- SOURCE INFORMATION:
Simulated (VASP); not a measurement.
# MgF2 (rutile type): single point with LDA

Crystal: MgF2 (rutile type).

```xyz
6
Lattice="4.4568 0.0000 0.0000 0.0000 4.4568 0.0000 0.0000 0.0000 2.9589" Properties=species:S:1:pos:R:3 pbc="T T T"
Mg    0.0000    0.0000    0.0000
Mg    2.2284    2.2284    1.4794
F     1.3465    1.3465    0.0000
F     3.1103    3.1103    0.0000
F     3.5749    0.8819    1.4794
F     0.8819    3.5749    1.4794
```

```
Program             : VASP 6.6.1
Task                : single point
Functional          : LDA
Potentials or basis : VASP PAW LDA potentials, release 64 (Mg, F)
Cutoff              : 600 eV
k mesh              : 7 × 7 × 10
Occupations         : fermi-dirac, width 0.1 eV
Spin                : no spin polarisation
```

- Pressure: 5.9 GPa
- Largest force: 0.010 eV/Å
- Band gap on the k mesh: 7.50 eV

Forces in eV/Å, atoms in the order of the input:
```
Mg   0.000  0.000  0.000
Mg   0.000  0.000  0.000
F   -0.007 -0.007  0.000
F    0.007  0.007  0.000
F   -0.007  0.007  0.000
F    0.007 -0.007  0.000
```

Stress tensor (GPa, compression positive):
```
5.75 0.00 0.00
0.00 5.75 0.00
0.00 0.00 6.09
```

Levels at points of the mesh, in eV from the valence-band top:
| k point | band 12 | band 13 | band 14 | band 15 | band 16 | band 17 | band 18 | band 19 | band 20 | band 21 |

- TASK ITEM: Nothing but the lines from the top of the entries above through the line with "Levels at points" should be set down, each exactly as written.

- SOLUTION:
Simulated (VASP); not a measurement.
# MgF2 (rutile type): single point with LDA

Crystal: MgF2 (rutile type).

```xyz
6
Lattice="4.4568 0.0000 0.0000 0.0000 4.4568 0.0000 0.0000 0.0000 2.9589" Properties=species:S:1:pos:R:3 pbc="T T T"
Mg    0.0000    0.0000    0.0000
Mg    2.2284    2.2284    1.4794
F     1.3465    1.3465    0.0000
F     3.1103    3.1103    0.0000
F     3.5749    0.8819    1.4794
F     0.8819    3.5749    1.4794
```

```
Program             : VASP 6.6.1
Task                : single point
Functional          : LDA
Potentials or basis : VASP PAW LDA potentials, release 64 (Mg, F)
Cutoff              : 600 eV
k mesh              : 7 × 7 × 10
Occupations         : fermi-dirac, width 0.1 eV
Spin                : no spin polarisation
```

- Pressure: 5.9 GPa
- Largest force: 0.010 eV/Å
- Band gap on the k mesh: 7.50 eV

Forces in eV/Å, atoms in the order of the input:
```
Mg   0.000  0.000  0.000
Mg   0.000  0.000  0.000
F   -0.007 -0.007  0.000
F    0.007  0.007  0.000
F   -0.007  0.007  0.000
F    0.007 -0.007  0.000
```

Stress tensor (GPa, compression positive):
```
5.75 0.00 0.00
0.00 5.75 0.00
0.00 0.00 6.09
```

Levels at points of the mesh, in eV from the valence-band top:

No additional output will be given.